Work task: For the records below, output each line exactly as it appears, from the first through the line with "Surface: singlet. Broken: H–O, Nb–O.".

(Stored data begins)
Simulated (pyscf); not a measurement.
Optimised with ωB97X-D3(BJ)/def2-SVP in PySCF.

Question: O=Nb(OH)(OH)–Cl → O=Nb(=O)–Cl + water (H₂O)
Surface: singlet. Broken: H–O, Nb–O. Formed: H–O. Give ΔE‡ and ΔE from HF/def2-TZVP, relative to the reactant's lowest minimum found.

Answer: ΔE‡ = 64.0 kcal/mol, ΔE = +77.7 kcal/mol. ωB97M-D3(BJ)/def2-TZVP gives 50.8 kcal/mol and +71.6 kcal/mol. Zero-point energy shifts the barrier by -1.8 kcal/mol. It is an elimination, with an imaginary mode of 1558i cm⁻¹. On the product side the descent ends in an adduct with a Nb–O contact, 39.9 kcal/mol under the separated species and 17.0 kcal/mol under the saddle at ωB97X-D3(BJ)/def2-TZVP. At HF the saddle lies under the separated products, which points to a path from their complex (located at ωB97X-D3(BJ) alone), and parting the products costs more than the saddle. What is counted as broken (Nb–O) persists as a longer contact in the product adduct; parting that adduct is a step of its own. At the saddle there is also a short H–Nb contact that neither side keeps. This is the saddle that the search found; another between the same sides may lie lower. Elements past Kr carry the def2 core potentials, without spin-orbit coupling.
(Stored data ends)

Task output:
Simulated (pyscf); not a measurement.
Optimised with ωB97X-D3(BJ)/def2-SVP in PySCF.

Question: O=Nb(OH)(OH)–Cl → O=Nb(=O)–Cl + water (H₂O)
Surface: singlet. Broken: H–O, Nb–O. Formed: H–O. Give ΔE‡ and ΔE from HF/def2-TZVP, relative to the reactant's lowest minimum found.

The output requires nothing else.